◆ Provided data ◆
- - -

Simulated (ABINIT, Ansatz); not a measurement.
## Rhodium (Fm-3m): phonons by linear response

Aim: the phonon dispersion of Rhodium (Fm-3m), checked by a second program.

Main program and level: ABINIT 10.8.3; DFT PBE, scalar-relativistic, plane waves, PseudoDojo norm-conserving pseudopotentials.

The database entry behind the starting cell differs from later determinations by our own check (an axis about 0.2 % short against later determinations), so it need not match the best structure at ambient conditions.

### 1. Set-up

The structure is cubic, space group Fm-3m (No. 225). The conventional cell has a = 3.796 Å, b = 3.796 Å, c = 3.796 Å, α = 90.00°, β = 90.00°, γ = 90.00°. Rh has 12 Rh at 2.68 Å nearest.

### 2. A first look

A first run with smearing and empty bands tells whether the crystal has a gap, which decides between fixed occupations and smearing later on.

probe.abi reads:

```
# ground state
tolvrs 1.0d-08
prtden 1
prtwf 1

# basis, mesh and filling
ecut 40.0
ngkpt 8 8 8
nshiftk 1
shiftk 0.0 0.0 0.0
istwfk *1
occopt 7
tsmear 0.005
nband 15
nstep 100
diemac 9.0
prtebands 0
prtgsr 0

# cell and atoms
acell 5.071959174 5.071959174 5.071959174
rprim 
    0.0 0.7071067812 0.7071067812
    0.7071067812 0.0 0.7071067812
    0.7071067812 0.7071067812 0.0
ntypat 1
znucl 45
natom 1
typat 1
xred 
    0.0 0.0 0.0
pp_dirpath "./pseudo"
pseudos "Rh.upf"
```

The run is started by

- - -

From the first line to the last, retype the data exactly.

◆ Expected answer ◆
Simulated (ABINIT, Ansatz); not a measurement.
## Rhodium (Fm-3m): phonons by linear response

Aim: the phonon dispersion of Rhodium (Fm-3m), checked by a second program.

Main program and level: ABINIT 10.8.3; DFT PBE, scalar-relativistic, plane waves, PseudoDojo norm-conserving pseudopotentials.

The database entry behind the starting cell differs from later determinations by our own check (an axis about 0.2 % short against later determinations), so it need not match the best structure at ambient conditions.

### 1. Set-up

The structure is cubic, space group Fm-3m (No. 225). The conventional cell has a = 3.796 Å, b = 3.796 Å, c = 3.796 Å, α = 90.00°, β = 90.00°, γ = 90.00°. Rh has 12 Rh at 2.68 Å nearest.

### 2. A first look

A first run with smearing and empty bands tells whether the crystal has a gap, which decides between fixed occupations and smearing later on.

probe.abi reads:

```
# ground state
tolvrs 1.0d-08
prtden 1
prtwf 1

# basis, mesh and filling
ecut 40.0
ngkpt 8 8 8
nshiftk 1
shiftk 0.0 0.0 0.0
istwfk *1
occopt 7
tsmear 0.005
nband 15
nstep 100
diemac 9.0
prtebands 0
prtgsr 0

# cell and atoms
acell 5.071959174 5.071959174 5.071959174
rprim 
    0.0 0.7071067812 0.7071067812
    0.7071067812 0.0 0.7071067812
    0.7071067812 0.7071067812 0.0
ntypat 1
znucl 45
natom 1
typat 1
xred 
    0.0 0.0 0.0
pp_dirpath "./pseudo"
pseudos "Rh.upf"
```

The run is started by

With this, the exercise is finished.